*** Listed entries ***
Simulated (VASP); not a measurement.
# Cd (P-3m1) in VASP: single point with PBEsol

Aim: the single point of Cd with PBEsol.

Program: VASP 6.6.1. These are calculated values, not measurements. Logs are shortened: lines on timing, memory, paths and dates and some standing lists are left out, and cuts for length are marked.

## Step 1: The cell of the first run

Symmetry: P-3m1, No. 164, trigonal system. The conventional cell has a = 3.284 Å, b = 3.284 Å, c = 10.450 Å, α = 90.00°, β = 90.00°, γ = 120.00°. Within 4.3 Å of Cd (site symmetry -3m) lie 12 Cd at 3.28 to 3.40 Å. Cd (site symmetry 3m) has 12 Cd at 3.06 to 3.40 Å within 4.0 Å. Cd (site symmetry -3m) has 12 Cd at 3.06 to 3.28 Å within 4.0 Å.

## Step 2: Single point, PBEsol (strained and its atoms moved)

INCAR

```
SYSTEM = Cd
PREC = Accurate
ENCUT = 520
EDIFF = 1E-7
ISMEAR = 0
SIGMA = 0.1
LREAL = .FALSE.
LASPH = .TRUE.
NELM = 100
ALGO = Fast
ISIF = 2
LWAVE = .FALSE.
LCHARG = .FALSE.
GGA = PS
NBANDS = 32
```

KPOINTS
*** End of Listed entries ***

A precise copy of the whole listing is the expected answer.

Exercise answer
Simulated (VASP); not a measurement.
# Cd (P-3m1) in VASP: single point with PBEsol

Aim: the single point of Cd with PBEsol.

Program: VASP 6.6.1. These are calculated values, not measurements. Logs are shortened: lines on timing, memory, paths and dates and some standing lists are left out, and cuts for length are marked.

## Step 1: The cell of the first run

Symmetry: P-3m1, No. 164, trigonal system. The conventional cell has a = 3.284 Å, b = 3.284 Å, c = 10.450 Å, α = 90.00°, β = 90.00°, γ = 120.00°. Within 4.3 Å of Cd (site symmetry -3m) lie 12 Cd at 3.28 to 3.40 Å. Cd (site symmetry 3m) has 12 Cd at 3.06 to 3.40 Å within 4.0 Å. Cd (site symmetry -3m) has 12 Cd at 3.06 to 3.28 Å within 4.0 Å.

## Step 2: Single point, PBEsol (strained and its atoms moved)

INCAR

```
SYSTEM = Cd
PREC = Accurate
ENCUT = 520
EDIFF = 1E-7
ISMEAR = 0
SIGMA = 0.1
LREAL = .FALSE.
LASPH = .TRUE.
NELM = 100
ALGO = Fast
ISIF = 2
LWAVE = .FALSE.
LCHARG = .FALSE.
GGA = PS
NBANDS = 32
```

KPOINTS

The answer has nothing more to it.